ENTRIES SHOWN ->
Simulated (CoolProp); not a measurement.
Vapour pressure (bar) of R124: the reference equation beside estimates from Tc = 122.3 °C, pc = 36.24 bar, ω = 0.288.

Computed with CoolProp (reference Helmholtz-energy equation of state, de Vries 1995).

WORK ORDER -> Write down the full listing again, exactly.

EXERCISE RESPONSE ->
Simulated (CoolProp); not a measurement.
Vapour pressure (bar) of R124: the reference equation beside estimates from Tc = 122.3 °C, pc = 36.24 bar, ω = 0.288.

Computed with CoolProp (reference Helmholtz-energy equation of state, de Vries 1995).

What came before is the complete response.